Top of SOURCE INFORMATION

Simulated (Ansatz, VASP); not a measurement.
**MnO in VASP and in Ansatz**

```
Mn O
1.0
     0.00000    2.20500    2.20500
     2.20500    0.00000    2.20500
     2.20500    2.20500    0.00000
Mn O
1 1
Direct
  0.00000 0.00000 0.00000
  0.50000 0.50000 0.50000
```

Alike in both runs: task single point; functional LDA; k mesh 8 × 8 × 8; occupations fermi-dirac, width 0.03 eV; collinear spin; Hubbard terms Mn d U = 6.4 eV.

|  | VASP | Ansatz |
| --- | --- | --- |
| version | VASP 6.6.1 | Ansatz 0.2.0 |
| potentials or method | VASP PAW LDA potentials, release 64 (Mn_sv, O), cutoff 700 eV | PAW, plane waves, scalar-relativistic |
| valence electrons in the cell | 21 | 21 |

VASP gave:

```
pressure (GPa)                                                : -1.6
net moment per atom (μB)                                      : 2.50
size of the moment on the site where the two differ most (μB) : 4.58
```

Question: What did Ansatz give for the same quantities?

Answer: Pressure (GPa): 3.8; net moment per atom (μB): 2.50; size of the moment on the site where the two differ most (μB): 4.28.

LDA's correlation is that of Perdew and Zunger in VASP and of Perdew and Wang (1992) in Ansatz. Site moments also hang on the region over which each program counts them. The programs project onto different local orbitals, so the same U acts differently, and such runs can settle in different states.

Bottom of SOURCE INFORMATION

## [EXERCISE]
Starting with the first line above and ending with the line that holds "Ansatz 0.2.0 |", restate each line word for word and add nothing else.

## [ANSWER BOX]
Simulated (Ansatz, VASP); not a measurement.
**MnO in VASP and in Ansatz**

```
Mn O
1.0
     0.00000    2.20500    2.20500
     2.20500    0.00000    2.20500
     2.20500    2.20500    0.00000
Mn O
1 1
Direct
  0.00000 0.00000 0.00000
  0.50000 0.50000 0.50000
```

Alike in both runs: task single point; functional LDA; k mesh 8 × 8 × 8; occupations fermi-dirac, width 0.03 eV; collinear spin; Hubbard terms Mn d U = 6.4 eV.

|  | VASP | Ansatz |
| --- | --- | --- |
| version | VASP 6.6.1 | Ansatz 0.2.0 |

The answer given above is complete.